Print verbatim the opening line of the material and every subsequent line through the one containing "A hybrid converges".

════════════════════

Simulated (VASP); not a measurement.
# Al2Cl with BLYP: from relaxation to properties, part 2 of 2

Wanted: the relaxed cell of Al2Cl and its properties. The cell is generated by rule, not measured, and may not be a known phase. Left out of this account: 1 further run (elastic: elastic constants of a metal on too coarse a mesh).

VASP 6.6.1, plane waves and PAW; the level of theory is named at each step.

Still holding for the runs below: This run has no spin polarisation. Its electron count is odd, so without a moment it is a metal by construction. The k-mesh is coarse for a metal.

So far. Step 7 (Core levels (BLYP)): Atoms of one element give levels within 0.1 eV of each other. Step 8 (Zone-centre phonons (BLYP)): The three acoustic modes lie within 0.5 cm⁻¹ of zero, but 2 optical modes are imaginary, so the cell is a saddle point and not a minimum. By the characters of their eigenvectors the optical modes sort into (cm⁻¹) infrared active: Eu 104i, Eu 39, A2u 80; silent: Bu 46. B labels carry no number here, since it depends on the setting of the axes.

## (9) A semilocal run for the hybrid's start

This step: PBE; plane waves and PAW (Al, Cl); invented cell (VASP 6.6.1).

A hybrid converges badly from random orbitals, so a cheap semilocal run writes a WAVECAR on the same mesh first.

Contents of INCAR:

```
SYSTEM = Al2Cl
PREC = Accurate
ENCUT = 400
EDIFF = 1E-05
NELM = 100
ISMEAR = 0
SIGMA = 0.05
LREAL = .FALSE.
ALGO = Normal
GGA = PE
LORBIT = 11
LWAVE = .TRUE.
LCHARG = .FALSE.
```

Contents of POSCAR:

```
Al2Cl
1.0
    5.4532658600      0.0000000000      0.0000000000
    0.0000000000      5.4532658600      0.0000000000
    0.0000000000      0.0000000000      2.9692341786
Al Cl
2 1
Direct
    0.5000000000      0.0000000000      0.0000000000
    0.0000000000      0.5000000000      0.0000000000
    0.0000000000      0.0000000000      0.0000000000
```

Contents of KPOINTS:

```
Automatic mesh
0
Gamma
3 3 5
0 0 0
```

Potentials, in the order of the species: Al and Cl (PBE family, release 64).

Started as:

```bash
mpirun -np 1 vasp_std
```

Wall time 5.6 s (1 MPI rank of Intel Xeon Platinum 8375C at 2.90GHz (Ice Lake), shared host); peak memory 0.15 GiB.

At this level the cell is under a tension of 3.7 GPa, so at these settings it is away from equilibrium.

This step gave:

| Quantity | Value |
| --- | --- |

════════════════════

_EXERCISE SOLUTION_.
Simulated (VASP); not a measurement.
# Al2Cl with BLYP: from relaxation to properties, part 2 of 2

Wanted: the relaxed cell of Al2Cl and its properties. The cell is generated by rule, not measured, and may not be a known phase. Left out of this account: 1 further run (elastic: elastic constants of a metal on too coarse a mesh).

VASP 6.6.1, plane waves and PAW; the level of theory is named at each step.

Still holding for the runs below: This run has no spin polarisation. Its electron count is odd, so without a moment it is a metal by construction. The k-mesh is coarse for a metal.

So far. Step 7 (Core levels (BLYP)): Atoms of one element give levels within 0.1 eV of each other. Step 8 (Zone-centre phonons (BLYP)): The three acoustic modes lie within 0.5 cm⁻¹ of zero, but 2 optical modes are imaginary, so the cell is a saddle point and not a minimum. By the characters of their eigenvectors the optical modes sort into (cm⁻¹) infrared active: Eu 104i, Eu 39, A2u 80; silent: Bu 46. B labels carry no number here, since it depends on the setting of the axes.

## (9) A semilocal run for the hybrid's start

This step: PBE; plane waves and PAW (Al, Cl); invented cell (VASP 6.6.1).

A hybrid converges badly from random orbitals, so a cheap semilocal run writes a WAVECAR on the same mesh first.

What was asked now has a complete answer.